┌──
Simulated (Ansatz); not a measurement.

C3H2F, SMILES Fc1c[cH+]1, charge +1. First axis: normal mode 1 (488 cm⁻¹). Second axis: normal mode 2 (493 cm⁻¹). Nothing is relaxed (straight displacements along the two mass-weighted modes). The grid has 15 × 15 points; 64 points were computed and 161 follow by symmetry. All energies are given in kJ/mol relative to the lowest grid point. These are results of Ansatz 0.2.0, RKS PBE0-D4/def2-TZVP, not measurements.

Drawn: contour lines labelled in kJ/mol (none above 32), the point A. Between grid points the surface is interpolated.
└──

Work order:
Copy the records exactly.

Answer box:
Simulated (Ansatz); not a measurement.

C3H2F, SMILES Fc1c[cH+]1, charge +1. First axis: normal mode 1 (488 cm⁻¹). Second axis: normal mode 2 (493 cm⁻¹). Nothing is relaxed (straight displacements along the two mass-weighted modes). The grid has 15 × 15 points; 64 points were computed and 161 follow by symmetry. All energies are given in kJ/mol relative to the lowest grid point. These are results of Ansatz 0.2.0, RKS PBE0-D4/def2-TZVP, not measurements.

Drawn: contour lines labelled in kJ/mol (none above 32), the point A. Between grid points the surface is interpolated.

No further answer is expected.